▶ _Action item_
For each line below, print it again exactly as shown.

(Data provided Opens)
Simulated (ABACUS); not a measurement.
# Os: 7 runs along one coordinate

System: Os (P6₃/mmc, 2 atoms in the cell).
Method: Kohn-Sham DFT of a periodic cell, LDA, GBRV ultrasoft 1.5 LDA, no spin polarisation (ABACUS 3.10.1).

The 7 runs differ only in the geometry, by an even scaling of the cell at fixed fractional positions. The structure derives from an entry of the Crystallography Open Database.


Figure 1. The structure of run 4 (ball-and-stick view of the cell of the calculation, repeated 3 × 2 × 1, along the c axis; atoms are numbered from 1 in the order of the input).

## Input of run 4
(Data provided Closes)

▶ _Written answer_
Simulated (ABACUS); not a measurement.
# Os: 7 runs along one coordinate

System: Os (P6₃/mmc, 2 atoms in the cell).
Method: Kohn-Sham DFT of a periodic cell, LDA, GBRV ultrasoft 1.5 LDA, no spin polarisation (ABACUS 3.10.1).

The 7 runs differ only in the geometry, by an even scaling of the cell at fixed fractional positions. The structure derives from an entry of the Crystallography Open Database.


Figure 1. The structure of run 4 (ball-and-stick view of the cell of the calculation, repeated 3 × 2 × 1, along the c axis; atoms are numbered from 1 in the order of the input).

## Input of run 4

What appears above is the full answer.